··· Information supplied
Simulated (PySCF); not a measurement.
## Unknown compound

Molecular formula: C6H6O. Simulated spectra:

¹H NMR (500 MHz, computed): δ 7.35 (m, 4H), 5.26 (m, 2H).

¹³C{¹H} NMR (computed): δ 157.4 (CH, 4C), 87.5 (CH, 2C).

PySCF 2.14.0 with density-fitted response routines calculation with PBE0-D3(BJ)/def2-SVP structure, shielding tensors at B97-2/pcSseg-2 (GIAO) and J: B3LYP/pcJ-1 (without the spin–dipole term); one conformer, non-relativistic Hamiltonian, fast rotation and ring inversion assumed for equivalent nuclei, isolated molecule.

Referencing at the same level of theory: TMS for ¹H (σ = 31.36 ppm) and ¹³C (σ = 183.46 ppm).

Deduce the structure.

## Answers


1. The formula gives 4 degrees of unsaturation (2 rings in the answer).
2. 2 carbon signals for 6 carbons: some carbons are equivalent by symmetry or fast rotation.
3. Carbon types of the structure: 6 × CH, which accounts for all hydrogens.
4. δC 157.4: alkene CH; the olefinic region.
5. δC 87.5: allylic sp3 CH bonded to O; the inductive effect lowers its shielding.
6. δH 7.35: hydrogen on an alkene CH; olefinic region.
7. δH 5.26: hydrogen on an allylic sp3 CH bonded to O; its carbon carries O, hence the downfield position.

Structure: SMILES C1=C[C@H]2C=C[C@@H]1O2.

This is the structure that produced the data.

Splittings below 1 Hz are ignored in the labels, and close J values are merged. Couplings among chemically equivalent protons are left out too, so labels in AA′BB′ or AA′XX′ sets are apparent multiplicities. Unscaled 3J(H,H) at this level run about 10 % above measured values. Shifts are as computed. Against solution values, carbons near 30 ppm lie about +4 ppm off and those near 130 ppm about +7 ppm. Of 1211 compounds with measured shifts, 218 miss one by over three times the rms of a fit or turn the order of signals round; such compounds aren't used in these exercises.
······

* Work task: All that is needed is the exact run of lines above from the line containing "5. δC 87.5: allylic" through the line containing "This is the structure that produced the data.", both of them included.

* Task output:
5. δC 87.5: allylic sp3 CH bonded to O; the inductive effect lowers its shielding.
6. δH 7.35: hydrogen on an alkene CH; olefinic region.
7. δH 5.26: hydrogen on an allylic sp3 CH bonded to O; its carbon carries O, hence the downfield position.

Structure: SMILES C1=C[C@H]2C=C[C@@H]1O2.

This is the structure that produced the data.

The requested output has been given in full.